* **ACTION ITEM**
The answer should be an exact repeat of the stretch of material below from the line containing "Potentials or basis: VASP" through the line containing "Result: 41.09 Å³/atom.".

[Opening DATA FOR REVIEW section]
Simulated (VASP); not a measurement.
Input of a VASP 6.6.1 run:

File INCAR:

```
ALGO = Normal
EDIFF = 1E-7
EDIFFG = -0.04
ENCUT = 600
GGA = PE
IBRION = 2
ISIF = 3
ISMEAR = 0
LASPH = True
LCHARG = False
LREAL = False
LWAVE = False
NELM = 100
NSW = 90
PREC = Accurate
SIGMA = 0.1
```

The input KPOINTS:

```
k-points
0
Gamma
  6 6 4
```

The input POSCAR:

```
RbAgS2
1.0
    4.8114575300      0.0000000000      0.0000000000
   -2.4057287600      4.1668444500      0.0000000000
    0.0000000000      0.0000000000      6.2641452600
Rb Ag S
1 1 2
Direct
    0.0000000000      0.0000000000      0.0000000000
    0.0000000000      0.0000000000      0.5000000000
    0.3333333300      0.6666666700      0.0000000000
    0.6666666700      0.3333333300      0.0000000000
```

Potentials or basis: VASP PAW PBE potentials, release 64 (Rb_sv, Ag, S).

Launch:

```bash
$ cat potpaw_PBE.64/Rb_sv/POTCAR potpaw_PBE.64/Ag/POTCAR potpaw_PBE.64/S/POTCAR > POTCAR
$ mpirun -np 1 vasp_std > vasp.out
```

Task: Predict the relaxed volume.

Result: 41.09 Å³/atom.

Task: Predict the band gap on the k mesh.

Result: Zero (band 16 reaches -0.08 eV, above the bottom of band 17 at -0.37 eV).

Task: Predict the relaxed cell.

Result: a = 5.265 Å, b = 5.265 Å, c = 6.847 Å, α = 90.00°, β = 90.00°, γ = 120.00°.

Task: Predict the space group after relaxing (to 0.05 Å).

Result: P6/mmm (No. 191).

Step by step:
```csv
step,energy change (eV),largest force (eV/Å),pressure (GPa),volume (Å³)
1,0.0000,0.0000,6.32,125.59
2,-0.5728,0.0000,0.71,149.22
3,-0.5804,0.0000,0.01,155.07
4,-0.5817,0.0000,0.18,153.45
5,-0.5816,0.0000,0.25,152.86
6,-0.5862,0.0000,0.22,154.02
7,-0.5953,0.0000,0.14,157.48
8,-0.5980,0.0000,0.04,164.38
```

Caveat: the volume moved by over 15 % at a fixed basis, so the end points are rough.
[Closing DATA FOR REVIEW section]

* **EXERCISE ANSWER**
Potentials or basis: VASP PAW PBE potentials, release 64 (Rb_sv, Ag, S).

Launch:

```bash
$ cat potpaw_PBE.64/Rb_sv/POTCAR potpaw_PBE.64/Ag/POTCAR potpaw_PBE.64/S/POTCAR > POTCAR
$ mpirun -np 1 vasp_std > vasp.out
```

Task: Predict the relaxed volume.

Result: 41.09 Å³/atom.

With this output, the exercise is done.